> **Dataset content**
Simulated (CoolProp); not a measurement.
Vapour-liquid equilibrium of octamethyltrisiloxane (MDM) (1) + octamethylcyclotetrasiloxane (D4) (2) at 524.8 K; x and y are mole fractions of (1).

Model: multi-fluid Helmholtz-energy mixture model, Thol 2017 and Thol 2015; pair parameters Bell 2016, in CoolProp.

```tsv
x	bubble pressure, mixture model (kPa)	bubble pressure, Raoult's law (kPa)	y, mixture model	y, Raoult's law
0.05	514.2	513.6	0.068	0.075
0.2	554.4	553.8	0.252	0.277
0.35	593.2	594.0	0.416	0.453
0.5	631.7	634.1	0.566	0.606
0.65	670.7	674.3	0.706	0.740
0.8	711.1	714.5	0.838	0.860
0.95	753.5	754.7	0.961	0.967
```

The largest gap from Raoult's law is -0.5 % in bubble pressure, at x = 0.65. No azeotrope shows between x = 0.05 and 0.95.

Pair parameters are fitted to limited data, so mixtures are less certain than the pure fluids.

> **Activity**
Up to and including the line containing "The largest gap", please write out the listing exactly, starting from its first line.

> **Problem solution**
Simulated (CoolProp); not a measurement.
Vapour-liquid equilibrium of octamethyltrisiloxane (MDM) (1) + octamethylcyclotetrasiloxane (D4) (2) at 524.8 K; x and y are mole fractions of (1).

Model: multi-fluid Helmholtz-energy mixture model, Thol 2017 and Thol 2015; pair parameters Bell 2016, in CoolProp.

```tsv
x	bubble pressure, mixture model (kPa)	bubble pressure, Raoult's law (kPa)	y, mixture model	y, Raoult's law
0.05	514.2	513.6	0.068	0.075
0.2	554.4	553.8	0.252	0.277
0.35	593.2	594.0	0.416	0.453
0.5	631.7	634.1	0.566	0.606
0.65	670.7	674.3	0.706	0.740
0.8	711.1	714.5	0.838	0.860
0.95	753.5	754.7	0.961	0.967
```

The largest gap from Raoult's law is -0.5 % in bubble pressure, at x = 0.65. No azeotrope shows between x = 0.05 and 0.95.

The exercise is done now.